——————

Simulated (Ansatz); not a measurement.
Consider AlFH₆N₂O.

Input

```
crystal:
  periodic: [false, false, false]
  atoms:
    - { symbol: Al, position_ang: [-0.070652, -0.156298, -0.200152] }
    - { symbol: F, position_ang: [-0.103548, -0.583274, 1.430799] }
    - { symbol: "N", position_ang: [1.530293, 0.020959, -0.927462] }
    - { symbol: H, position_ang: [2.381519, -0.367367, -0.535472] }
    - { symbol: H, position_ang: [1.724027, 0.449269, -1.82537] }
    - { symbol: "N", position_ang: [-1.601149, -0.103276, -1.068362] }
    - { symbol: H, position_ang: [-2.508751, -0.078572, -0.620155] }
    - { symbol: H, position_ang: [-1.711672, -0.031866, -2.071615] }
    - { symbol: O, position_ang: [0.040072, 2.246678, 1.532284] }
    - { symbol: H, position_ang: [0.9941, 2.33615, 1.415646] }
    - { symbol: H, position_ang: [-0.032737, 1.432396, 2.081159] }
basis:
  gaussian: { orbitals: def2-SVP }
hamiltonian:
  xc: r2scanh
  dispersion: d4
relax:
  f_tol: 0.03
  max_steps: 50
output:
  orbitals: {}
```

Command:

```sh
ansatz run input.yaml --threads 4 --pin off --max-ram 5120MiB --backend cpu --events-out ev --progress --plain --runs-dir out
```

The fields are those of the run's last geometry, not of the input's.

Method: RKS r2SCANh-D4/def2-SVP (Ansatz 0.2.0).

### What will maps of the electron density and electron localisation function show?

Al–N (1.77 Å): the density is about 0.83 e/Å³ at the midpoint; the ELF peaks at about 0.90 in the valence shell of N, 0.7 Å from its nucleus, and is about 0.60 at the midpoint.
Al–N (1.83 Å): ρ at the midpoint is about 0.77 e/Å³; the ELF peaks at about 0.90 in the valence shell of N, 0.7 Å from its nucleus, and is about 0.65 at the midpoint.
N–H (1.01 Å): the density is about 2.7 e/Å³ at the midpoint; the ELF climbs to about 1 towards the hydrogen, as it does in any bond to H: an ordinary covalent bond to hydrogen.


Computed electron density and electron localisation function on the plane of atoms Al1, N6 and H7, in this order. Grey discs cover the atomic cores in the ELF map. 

——————

[Work instruction]:
Give back, exactly as written, the stretch from the line with "Method: RKS r2SCANh-D4/def2-SVP" through the line with "Al–N (1.83 Å): ρ", and no other lines from the records above.

[Task output]:
Method: RKS r2SCANh-D4/def2-SVP (Ansatz 0.2.0).

### What will maps of the electron density and electron localisation function show?

Al–N (1.77 Å): the density is about 0.83 e/Å³ at the midpoint; the ELF peaks at about 0.90 in the valence shell of N, 0.7 Å from its nucleus, and is about 0.60 at the midpoint.
Al–N (1.83 Å): ρ at the midpoint is about 0.77 e/Å³; the ELF peaks at about 0.90 in the valence shell of N, 0.7 Å from its nucleus, and is about 0.65 at the midpoint.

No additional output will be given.